▶ **ASSIGNED TASK**:
This exercise requires every record to be repeated exactly.

▶ **ENTRIES SHOWN**:
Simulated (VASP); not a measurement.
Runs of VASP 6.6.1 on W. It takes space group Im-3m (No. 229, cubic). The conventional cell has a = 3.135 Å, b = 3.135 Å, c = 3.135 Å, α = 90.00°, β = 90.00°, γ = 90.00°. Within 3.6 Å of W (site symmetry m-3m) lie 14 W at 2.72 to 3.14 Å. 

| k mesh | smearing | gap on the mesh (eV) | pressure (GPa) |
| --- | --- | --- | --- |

▶ **EXPECTED ANSWER**:
Simulated (VASP); not a measurement.
Runs of VASP 6.6.1 on W. It takes space group Im-3m (No. 229, cubic). The conventional cell has a = 3.135 Å, b = 3.135 Å, c = 3.135 Å, α = 90.00°, β = 90.00°, γ = 90.00°. Within 3.6 Å of W (site symmetry m-3m) lie 14 W at 2.72 to 3.14 Å. 

| k mesh | smearing | gap on the mesh (eV) | pressure (GPa) |
| --- | --- | --- | --- |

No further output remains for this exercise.